[Activity] Repeat the records below line by line, exactly, finishing on the line that contains "Structure optimised with".

[Material supplied]
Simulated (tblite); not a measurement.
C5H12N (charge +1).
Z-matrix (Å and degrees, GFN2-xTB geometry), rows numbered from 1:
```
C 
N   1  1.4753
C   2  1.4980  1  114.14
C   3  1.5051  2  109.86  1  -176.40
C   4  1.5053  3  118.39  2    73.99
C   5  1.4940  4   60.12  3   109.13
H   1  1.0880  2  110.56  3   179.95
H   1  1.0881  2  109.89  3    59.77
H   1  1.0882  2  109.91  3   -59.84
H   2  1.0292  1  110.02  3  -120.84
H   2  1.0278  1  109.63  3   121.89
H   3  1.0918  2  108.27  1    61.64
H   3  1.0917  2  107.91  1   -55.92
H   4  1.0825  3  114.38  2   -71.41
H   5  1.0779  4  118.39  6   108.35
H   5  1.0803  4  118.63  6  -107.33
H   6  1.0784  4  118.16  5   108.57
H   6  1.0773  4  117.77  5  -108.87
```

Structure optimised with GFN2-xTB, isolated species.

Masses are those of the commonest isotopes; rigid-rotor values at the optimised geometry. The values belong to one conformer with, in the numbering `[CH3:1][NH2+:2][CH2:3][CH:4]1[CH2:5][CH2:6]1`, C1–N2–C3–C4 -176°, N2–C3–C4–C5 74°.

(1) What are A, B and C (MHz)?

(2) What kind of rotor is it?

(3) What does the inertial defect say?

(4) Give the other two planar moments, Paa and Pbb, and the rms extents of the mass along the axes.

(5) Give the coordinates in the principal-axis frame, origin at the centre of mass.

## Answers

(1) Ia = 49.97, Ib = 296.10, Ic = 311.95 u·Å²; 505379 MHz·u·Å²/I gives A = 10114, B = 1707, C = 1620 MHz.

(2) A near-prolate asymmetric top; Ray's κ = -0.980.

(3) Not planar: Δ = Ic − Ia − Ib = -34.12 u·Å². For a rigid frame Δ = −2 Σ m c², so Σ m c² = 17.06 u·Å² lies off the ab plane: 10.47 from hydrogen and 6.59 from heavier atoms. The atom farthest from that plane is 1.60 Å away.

[Reply]
Simulated (tblite); not a measurement.
C5H12N (charge +1).
Z-matrix (Å and degrees, GFN2-xTB geometry), rows numbered from 1:
```
C 
N   1  1.4753
C   2  1.4980  1  114.14
C   3  1.5051  2  109.86  1  -176.40
C   4  1.5053  3  118.39  2    73.99
C   5  1.4940  4   60.12  3   109.13
H   1  1.0880  2  110.56  3   179.95
H   1  1.0881  2  109.89  3    59.77
H   1  1.0882  2  109.91  3   -59.84
H   2  1.0292  1  110.02  3  -120.84
H   2  1.0278  1  109.63  3   121.89
H   3  1.0918  2  108.27  1    61.64
H   3  1.0917  2  107.91  1   -55.92
H   4  1.0825  3  114.38  2   -71.41
H   5  1.0779  4  118.39  6   108.35
H   5  1.0803  4  118.63  6  -107.33
H   6  1.0784  4  118.16  5   108.57
H   6  1.0773  4  117.77  5  -108.87
```

Structure optimised with GFN2-xTB, isolated species.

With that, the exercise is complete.